Work task:
Working from the entries below, give again each line from the first through the one containing "Something may be", exactly and with nothing else.

Provided material:
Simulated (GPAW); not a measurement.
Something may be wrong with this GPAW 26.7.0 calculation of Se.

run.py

Written answer:
Simulated (GPAW); not a measurement.
Something may be wrong with this GPAW 26.7.0 calculation of Se.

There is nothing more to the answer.